- _REQUIREMENT_: Up to and including the line with "Problem. Can the", copy the records below exactly from their first line.

━━━━━━━━━━━━━━━━━━━━

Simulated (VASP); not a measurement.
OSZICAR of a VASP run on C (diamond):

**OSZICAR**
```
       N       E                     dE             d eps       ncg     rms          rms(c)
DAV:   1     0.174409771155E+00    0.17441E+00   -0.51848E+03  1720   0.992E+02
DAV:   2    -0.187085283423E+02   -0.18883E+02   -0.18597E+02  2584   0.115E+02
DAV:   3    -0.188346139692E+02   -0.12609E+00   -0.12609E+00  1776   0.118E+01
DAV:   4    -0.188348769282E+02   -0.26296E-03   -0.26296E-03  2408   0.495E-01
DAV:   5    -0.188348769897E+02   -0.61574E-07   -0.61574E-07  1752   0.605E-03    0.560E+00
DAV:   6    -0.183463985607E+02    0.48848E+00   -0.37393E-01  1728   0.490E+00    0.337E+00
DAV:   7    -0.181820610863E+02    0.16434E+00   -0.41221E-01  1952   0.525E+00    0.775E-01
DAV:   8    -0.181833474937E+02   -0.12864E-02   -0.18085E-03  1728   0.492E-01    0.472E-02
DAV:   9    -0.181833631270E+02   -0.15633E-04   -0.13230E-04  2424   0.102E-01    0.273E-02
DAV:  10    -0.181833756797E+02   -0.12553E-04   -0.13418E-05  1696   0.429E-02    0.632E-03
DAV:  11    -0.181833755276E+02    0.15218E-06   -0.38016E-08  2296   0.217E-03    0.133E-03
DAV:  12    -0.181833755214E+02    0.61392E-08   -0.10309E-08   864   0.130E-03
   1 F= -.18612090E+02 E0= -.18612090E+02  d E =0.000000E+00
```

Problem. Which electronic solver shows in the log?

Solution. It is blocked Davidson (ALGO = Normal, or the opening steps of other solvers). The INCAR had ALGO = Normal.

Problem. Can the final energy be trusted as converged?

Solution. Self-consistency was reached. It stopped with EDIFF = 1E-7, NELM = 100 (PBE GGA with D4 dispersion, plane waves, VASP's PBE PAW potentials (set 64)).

━━━━━━━━━━━━━━━━━━━━

- _RESPONSE_:
Simulated (VASP); not a measurement.
OSZICAR of a VASP run on C (diamond):

**OSZICAR**
```
       N       E                     dE             d eps       ncg     rms          rms(c)
DAV:   1     0.174409771155E+00    0.17441E+00   -0.51848E+03  1720   0.992E+02
DAV:   2    -0.187085283423E+02   -0.18883E+02   -0.18597E+02  2584   0.115E+02
DAV:   3    -0.188346139692E+02   -0.12609E+00   -0.12609E+00  1776   0.118E+01
DAV:   4    -0.188348769282E+02   -0.26296E-03   -0.26296E-03  2408   0.495E-01
DAV:   5    -0.188348769897E+02   -0.61574E-07   -0.61574E-07  1752   0.605E-03    0.560E+00
DAV:   6    -0.183463985607E+02    0.48848E+00   -0.37393E-01  1728   0.490E+00    0.337E+00
DAV:   7    -0.181820610863E+02    0.16434E+00   -0.41221E-01  1952   0.525E+00    0.775E-01
DAV:   8    -0.181833474937E+02   -0.12864E-02   -0.18085E-03  1728   0.492E-01    0.472E-02
DAV:   9    -0.181833631270E+02   -0.15633E-04   -0.13230E-04  2424   0.102E-01    0.273E-02
DAV:  10    -0.181833756797E+02   -0.12553E-04   -0.13418E-05  1696   0.429E-02    0.632E-03
DAV:  11    -0.181833755276E+02    0.15218E-06   -0.38016E-08  2296   0.217E-03    0.133E-03
DAV:  12    -0.181833755214E+02    0.61392E-08   -0.10309E-08   864   0.130E-03
   1 F= -.18612090E+02 E0= -.18612090E+02  d E =0.000000E+00
```

Problem. Which electronic solver shows in the log?

Solution. It is blocked Davidson (ALGO = Normal, or the opening steps of other solvers). The INCAR had ALGO = Normal.

Problem. Can the final energy be trusted as converged?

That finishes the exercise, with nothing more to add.